**Work order**. Start at the first line of the material. Repeat each line exactly through the one containing "0 | 0.000422 |", then stop.

____________

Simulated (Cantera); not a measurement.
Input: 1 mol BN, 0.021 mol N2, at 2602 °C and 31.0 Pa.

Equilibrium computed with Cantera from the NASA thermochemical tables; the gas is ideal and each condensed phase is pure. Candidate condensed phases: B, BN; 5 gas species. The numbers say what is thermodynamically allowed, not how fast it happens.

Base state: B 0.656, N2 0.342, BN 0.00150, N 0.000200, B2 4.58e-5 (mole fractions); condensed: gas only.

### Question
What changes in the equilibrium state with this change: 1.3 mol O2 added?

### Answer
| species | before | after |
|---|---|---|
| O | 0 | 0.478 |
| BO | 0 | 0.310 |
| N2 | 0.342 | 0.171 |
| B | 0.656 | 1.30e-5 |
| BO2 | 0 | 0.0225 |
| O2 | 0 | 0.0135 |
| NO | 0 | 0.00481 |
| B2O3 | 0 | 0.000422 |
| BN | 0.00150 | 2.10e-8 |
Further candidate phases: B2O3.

____________

**Response area**.
Simulated (Cantera); not a measurement.
Input: 1 mol BN, 0.021 mol N2, at 2602 °C and 31.0 Pa.

Equilibrium computed with Cantera from the NASA thermochemical tables; the gas is ideal and each condensed phase is pure. Candidate condensed phases: B, BN; 5 gas species. The numbers say what is thermodynamically allowed, not how fast it happens.

Base state: B 0.656, N2 0.342, BN 0.00150, N 0.000200, B2 4.58e-5 (mole fractions); condensed: gas only.

### Question
What changes in the equilibrium state with this change: 1.3 mol O2 added?

### Answer
| species | before | after |
|---|---|---|
| O | 0 | 0.478 |
| BO | 0 | 0.310 |
| N2 | 0.342 | 0.171 |
| B | 0.656 | 1.30e-5 |
| BO2 | 0 | 0.0225 |
| O2 | 0 | 0.0135 |
| NO | 0 | 0.00481 |
| B2O3 | 0 | 0.000422 |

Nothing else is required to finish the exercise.